= = = = =
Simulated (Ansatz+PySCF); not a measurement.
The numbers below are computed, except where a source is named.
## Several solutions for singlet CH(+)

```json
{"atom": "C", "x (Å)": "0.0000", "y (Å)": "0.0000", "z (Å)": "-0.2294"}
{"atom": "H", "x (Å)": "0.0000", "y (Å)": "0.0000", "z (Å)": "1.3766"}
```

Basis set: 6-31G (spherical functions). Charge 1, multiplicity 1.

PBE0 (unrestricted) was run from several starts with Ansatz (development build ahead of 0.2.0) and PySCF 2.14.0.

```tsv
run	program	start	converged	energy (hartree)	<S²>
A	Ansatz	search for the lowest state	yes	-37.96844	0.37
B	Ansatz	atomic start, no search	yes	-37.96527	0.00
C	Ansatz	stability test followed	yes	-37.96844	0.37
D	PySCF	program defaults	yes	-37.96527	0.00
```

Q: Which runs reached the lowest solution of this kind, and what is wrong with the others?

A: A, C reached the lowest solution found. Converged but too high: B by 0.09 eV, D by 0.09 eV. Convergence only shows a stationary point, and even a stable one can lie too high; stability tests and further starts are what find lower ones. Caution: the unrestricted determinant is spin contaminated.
= = = = =

Please reproduce exactly the lines in the listing above from the one containing "## Several solutions for singlet CH(+)" through the one containing "Q: Which runs", both included, and nothing more.

## Several solutions for singlet CH(+)

```json
{"atom": "C", "x (Å)": "0.0000", "y (Å)": "0.0000", "z (Å)": "-0.2294"}
{"atom": "H", "x (Å)": "0.0000", "y (Å)": "0.0000", "z (Å)": "1.3766"}
```

Basis set: 6-31G (spherical functions). Charge 1, multiplicity 1.

PBE0 (unrestricted) was run from several starts with Ansatz (development build ahead of 0.2.0) and PySCF 2.14.0.

```tsv
run	program	start	converged	energy (hartree)	<S²>
A	Ansatz	search for the lowest state	yes	-37.96844	0.37
B	Ansatz	atomic start, no search	yes	-37.96527	0.00
C	Ansatz	stability test followed	yes	-37.96844	0.37
D	PySCF	program defaults	yes	-37.96527	0.00
```

Q: Which runs reached the lowest solution of this kind, and what is wrong with the others?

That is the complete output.